» Assigned task
Each line of the data has to be transcribed exactly.

** Opening Extracted entries block **
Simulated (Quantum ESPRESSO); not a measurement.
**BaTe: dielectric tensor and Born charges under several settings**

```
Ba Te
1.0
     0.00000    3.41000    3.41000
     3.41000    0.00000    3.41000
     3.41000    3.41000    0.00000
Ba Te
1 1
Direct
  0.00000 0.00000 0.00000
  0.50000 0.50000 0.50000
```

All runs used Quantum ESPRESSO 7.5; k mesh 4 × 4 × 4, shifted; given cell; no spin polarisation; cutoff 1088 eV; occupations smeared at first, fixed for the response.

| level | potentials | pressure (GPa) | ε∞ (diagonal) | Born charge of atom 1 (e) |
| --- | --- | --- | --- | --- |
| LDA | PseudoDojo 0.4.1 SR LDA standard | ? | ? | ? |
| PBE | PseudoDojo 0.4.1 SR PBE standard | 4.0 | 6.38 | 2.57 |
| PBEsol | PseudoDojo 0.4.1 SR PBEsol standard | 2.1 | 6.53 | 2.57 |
** Closing Extracted entries block **

» Written reply
Simulated (Quantum ESPRESSO); not a measurement.
**BaTe: dielectric tensor and Born charges under several settings**

```
Ba Te
1.0
     0.00000    3.41000    3.41000
     3.41000    0.00000    3.41000
     3.41000    3.41000    0.00000
Ba Te
1 1
Direct
  0.00000 0.00000 0.00000
  0.50000 0.50000 0.50000
```

All runs used Quantum ESPRESSO 7.5; k mesh 4 × 4 × 4, shifted; given cell; no spin polarisation; cutoff 1088 eV; occupations smeared at first, fixed for the response.

| level | potentials | pressure (GPa) | ε∞ (diagonal) | Born charge of atom 1 (e) |
| --- | --- | --- | --- | --- |
| LDA | PseudoDojo 0.4.1 SR LDA standard | ? | ? | ? |
| PBE | PseudoDojo 0.4.1 SR PBE standard | 4.0 | 6.38 | 2.57 |
| PBEsol | PseudoDojo 0.4.1 SR PBEsol standard | 2.1 | 6.53 | 2.57 |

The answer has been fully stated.